-------- Data for analysis

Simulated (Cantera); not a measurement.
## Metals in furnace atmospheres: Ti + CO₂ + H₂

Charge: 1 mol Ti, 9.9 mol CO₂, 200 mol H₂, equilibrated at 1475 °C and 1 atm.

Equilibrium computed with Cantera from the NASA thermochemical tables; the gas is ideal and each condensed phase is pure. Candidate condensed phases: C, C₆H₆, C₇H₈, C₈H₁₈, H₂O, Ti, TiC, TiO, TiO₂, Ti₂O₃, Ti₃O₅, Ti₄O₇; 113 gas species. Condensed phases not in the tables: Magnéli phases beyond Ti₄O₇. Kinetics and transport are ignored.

----------------

Task item:
Line by line, retype all the entries exactly as they are shown.

Answer section:
Simulated (Cantera); not a measurement.
## Metals in furnace atmospheres: Ti + CO₂ + H₂

Charge: 1 mol Ti, 9.9 mol CO₂, 200 mol H₂, equilibrated at 1475 °C and 1 atm.

Equilibrium computed with Cantera from the NASA thermochemical tables; the gas is ideal and each condensed phase is pure. Candidate condensed phases: C, C₆H₆, C₇H₈, C₈H₁₈, H₂O, Ti, TiC, TiO, TiO₂, Ti₂O₃, Ti₃O₅, Ti₄O₇; 113 gas species. Condensed phases not in the tables: Magnéli phases beyond Ti₄O₇. Kinetics and transport are ignored.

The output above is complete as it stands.